WORK REQUEST:
Exact repetition of every entry is required.

== == ==

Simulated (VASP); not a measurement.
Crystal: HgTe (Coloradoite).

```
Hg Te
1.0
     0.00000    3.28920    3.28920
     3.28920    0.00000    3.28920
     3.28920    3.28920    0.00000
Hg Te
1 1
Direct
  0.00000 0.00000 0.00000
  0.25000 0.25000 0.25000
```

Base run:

== == ==

EXPECTED ANSWER:
Simulated (VASP); not a measurement.
Crystal: HgTe (Coloradoite).

```
Hg Te
1.0
     0.00000    3.28920    3.28920
     3.28920    0.00000    3.28920
     3.28920    3.28920    0.00000
Hg Te
1 1
Direct
  0.00000 0.00000 0.00000
  0.25000 0.25000 0.25000
```

Base run:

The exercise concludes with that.